(Required action) Your output should be the lines of the entries below, exactly, from the first one through the line that holds "Ansatz 0.2.0 |".

______

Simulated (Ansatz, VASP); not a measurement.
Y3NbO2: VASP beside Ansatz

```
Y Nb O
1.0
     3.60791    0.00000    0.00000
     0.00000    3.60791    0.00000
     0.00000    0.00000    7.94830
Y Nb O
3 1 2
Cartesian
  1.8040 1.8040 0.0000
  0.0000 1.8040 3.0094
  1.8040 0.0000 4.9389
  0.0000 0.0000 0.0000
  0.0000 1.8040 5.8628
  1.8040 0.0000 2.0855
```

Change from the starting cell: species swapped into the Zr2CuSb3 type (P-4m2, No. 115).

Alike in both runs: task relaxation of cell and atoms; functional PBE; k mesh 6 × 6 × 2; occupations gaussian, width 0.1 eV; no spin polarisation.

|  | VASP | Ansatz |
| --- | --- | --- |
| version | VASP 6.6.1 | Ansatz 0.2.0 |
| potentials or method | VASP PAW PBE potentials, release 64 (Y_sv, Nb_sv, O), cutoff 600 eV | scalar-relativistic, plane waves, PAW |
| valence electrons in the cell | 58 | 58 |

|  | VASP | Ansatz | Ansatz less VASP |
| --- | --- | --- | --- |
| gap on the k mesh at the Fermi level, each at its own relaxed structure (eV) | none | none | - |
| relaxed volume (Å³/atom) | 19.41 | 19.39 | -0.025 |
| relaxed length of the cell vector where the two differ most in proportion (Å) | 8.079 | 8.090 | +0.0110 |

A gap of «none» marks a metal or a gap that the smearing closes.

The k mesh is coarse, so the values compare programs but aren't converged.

______

(Exercise response)
Simulated (Ansatz, VASP); not a measurement.
Y3NbO2: VASP beside Ansatz

```
Y Nb O
1.0
     3.60791    0.00000    0.00000
     0.00000    3.60791    0.00000
     0.00000    0.00000    7.94830
Y Nb O
3 1 2
Cartesian
  1.8040 1.8040 0.0000
  0.0000 1.8040 3.0094
  1.8040 0.0000 4.9389
  0.0000 0.0000 0.0000
  0.0000 1.8040 5.8628
  1.8040 0.0000 2.0855
```

Change from the starting cell: species swapped into the Zr2CuSb3 type (P-4m2, No. 115).

Alike in both runs: task relaxation of cell and atoms; functional PBE; k mesh 6 × 6 × 2; occupations gaussian, width 0.1 eV; no spin polarisation.

|  | VASP | Ansatz |
| --- | --- | --- |
| version | VASP 6.6.1 | Ansatz 0.2.0 |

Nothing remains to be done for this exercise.